- - -
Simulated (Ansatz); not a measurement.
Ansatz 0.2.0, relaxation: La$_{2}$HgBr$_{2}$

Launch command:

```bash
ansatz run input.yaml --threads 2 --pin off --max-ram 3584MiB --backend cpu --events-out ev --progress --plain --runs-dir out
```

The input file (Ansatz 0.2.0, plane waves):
- - -

__Assignment__.
All of the data above should be output exactly.

__Task response__.
Simulated (Ansatz); not a measurement.
Ansatz 0.2.0, relaxation: La$_{2}$HgBr$_{2}$

Launch command:

```bash
ansatz run input.yaml --threads 2 --pin off --max-ram 3584MiB --backend cpu --events-out ev --progress --plain --runs-dir out
```

The input file (Ansatz 0.2.0, plane waves):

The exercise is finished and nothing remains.